A complete, word-for-word restatement of the entries is needed.

### [Dataset extract]
:::::
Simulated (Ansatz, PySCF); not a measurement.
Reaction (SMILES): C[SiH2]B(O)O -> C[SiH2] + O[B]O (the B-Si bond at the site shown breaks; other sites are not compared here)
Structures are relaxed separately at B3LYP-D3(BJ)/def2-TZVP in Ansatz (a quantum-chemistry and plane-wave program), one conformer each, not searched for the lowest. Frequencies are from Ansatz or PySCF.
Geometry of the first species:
:::::

### [Problem solution]
Simulated (Ansatz, PySCF); not a measurement.
Reaction (SMILES): C[SiH2]B(O)O -> C[SiH2] + O[B]O (the B-Si bond at the site shown breaks; other sites are not compared here)
Structures are relaxed separately at B3LYP-D3(BJ)/def2-TZVP in Ansatz (a quantum-chemistry and plane-wave program), one conformer each, not searched for the lowest. Frequencies are from Ansatz or PySCF.
Geometry of the first species:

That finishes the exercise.